> **Requirement**:
Transcribe the listing below only from the line with "0.0, 0.0] μB |" up to and including the line with "-0.1496 | 0.0000 | 37.66 |".

[Information provided]

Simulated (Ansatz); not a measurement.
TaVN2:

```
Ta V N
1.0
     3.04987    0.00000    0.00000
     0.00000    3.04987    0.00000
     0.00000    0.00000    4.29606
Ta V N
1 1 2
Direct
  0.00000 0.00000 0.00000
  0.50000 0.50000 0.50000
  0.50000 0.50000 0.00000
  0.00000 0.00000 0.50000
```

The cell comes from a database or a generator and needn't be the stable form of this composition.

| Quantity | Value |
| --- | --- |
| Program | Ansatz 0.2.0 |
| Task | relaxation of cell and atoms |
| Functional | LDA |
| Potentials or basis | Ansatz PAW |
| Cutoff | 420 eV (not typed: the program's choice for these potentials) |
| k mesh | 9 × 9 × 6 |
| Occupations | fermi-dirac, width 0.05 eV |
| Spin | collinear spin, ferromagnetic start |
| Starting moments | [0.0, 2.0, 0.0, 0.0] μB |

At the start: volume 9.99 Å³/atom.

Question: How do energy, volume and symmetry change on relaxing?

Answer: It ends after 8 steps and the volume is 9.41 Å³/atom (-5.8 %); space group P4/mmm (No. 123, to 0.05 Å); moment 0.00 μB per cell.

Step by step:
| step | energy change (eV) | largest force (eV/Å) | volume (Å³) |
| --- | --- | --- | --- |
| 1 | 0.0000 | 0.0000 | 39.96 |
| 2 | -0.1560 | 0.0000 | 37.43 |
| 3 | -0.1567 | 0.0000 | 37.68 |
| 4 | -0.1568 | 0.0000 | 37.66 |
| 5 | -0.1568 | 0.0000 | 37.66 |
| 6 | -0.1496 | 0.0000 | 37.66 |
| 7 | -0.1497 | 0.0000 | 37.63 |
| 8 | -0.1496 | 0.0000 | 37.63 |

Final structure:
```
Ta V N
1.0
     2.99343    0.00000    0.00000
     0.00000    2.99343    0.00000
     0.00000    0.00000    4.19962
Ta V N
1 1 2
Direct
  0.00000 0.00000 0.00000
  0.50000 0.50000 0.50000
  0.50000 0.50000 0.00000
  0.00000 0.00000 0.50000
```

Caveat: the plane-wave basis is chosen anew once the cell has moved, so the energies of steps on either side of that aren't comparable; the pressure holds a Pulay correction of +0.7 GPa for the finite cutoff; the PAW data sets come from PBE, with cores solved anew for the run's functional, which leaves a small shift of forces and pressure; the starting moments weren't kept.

[/Information provided]

> **Response box**:
| Starting moments | [0.0, 2.0, 0.0, 0.0] μB |

At the start: volume 9.99 Å³/atom.

Question: How do energy, volume and symmetry change on relaxing?

Answer: It ends after 8 steps and the volume is 9.41 Å³/atom (-5.8 %); space group P4/mmm (No. 123, to 0.05 Å); moment 0.00 μB per cell.

Step by step:
| step | energy change (eV) | largest force (eV/Å) | volume (Å³) |
| --- | --- | --- | --- |
| 1 | 0.0000 | 0.0000 | 39.96 |
| 2 | -0.1560 | 0.0000 | 37.43 |
| 3 | -0.1567 | 0.0000 | 37.68 |
| 4 | -0.1568 | 0.0000 | 37.66 |
| 5 | -0.1568 | 0.0000 | 37.66 |
| 6 | -0.1496 | 0.0000 | 37.66 |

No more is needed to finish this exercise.